Record extracts —
- - - - -
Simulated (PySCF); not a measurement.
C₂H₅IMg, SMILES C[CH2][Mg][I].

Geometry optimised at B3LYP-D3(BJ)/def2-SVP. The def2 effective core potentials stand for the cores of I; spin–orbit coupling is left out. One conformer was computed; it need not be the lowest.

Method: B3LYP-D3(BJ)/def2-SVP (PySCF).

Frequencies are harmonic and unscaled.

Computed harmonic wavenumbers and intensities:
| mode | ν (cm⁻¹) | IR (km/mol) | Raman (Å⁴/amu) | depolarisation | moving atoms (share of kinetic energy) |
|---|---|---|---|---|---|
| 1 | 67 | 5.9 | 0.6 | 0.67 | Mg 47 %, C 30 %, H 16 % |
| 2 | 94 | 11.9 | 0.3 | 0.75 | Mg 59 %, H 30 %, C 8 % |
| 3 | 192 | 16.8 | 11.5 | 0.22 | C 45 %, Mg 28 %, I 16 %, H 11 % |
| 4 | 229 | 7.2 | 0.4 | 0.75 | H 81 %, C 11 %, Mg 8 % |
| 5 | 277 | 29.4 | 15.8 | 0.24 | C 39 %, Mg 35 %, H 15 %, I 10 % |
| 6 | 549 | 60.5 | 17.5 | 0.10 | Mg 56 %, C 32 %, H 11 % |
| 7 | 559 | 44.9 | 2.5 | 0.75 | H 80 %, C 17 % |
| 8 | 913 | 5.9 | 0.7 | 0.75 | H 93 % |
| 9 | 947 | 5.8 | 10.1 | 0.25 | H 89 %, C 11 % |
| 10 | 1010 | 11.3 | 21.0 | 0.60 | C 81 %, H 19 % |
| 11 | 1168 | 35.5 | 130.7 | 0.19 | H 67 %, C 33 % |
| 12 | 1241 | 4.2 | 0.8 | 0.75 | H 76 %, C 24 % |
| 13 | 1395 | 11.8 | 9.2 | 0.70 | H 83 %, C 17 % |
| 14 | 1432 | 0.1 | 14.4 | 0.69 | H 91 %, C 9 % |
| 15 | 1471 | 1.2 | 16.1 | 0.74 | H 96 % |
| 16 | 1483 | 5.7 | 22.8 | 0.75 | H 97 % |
- - - - -

Required action —
One inclusive range is required: first line of the data through the line containing "67 %, C 33 % |". Set it down exactly and output nothing else.

Answer section —
Simulated (PySCF); not a measurement.
C₂H₅IMg, SMILES C[CH2][Mg][I].

Geometry optimised at B3LYP-D3(BJ)/def2-SVP. The def2 effective core potentials stand for the cores of I; spin–orbit coupling is left out. One conformer was computed; it need not be the lowest.

Method: B3LYP-D3(BJ)/def2-SVP (PySCF).

Frequencies are harmonic and unscaled.

Computed harmonic wavenumbers and intensities:
| mode | ν (cm⁻¹) | IR (km/mol) | Raman (Å⁴/amu) | depolarisation | moving atoms (share of kinetic energy) |
|---|---|---|---|---|---|
| 1 | 67 | 5.9 | 0.6 | 0.67 | Mg 47 %, C 30 %, H 16 % |
| 2 | 94 | 11.9 | 0.3 | 0.75 | Mg 59 %, H 30 %, C 8 % |
| 3 | 192 | 16.8 | 11.5 | 0.22 | C 45 %, Mg 28 %, I 16 %, H 11 % |
| 4 | 229 | 7.2 | 0.4 | 0.75 | H 81 %, C 11 %, Mg 8 % |
| 5 | 277 | 29.4 | 15.8 | 0.24 | C 39 %, Mg 35 %, H 15 %, I 10 % |
| 6 | 549 | 60.5 | 17.5 | 0.10 | Mg 56 %, C 32 %, H 11 % |
| 7 | 559 | 44.9 | 2.5 | 0.75 | H 80 %, C 17 % |
| 8 | 913 | 5.9 | 0.7 | 0.75 | H 93 % |
| 9 | 947 | 5.8 | 10.1 | 0.25 | H 89 %, C 11 % |
| 10 | 1010 | 11.3 | 21.0 | 0.60 | C 81 %, H 19 % |
| 11 | 1168 | 35.5 | 130.7 | 0.19 | H 67 %, C 33 % |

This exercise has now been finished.